------ Stored data ------
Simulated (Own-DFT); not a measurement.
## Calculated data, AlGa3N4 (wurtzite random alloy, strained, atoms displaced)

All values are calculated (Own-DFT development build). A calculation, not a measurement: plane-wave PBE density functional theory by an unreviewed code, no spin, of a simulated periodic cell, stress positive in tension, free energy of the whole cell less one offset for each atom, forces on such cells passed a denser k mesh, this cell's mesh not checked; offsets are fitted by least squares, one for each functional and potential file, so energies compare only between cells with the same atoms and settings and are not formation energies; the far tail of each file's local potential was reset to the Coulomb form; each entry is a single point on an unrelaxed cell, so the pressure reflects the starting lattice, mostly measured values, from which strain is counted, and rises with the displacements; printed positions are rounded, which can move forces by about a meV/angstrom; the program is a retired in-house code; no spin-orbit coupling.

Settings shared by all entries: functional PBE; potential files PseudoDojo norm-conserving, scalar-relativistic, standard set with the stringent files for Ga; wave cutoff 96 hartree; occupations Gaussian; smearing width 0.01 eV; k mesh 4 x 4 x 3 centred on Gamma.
------

■ Assignment
Retype, in the same exact form, the lines of the material above from the line holding "## Calculated data, AlGa3N4" through the line holding "All values are".

■ Problem solution
## Calculated data, AlGa3N4 (wurtzite random alloy, strained, atoms displaced)

All values are calculated (Own-DFT development build). A calculation, not a measurement: plane-wave PBE density functional theory by an unreviewed code, no spin, of a simulated periodic cell, stress positive in tension, free energy of the whole cell less one offset for each atom, forces on such cells passed a denser k mesh, this cell's mesh not checked; offsets are fitted by least squares, one for each functional and potential file, so energies compare only between cells with the same atoms and settings and are not formation energies; the far tail of each file's local potential was reset to the Coulomb form; each entry is a single point on an unrelaxed cell, so the pressure reflects the starting lattice, mostly measured values, from which strain is counted, and rises with the displacements; printed positions are rounded, which can move forces by about a meV/angstrom; the program is a retired in-house code; no spin-orbit coupling.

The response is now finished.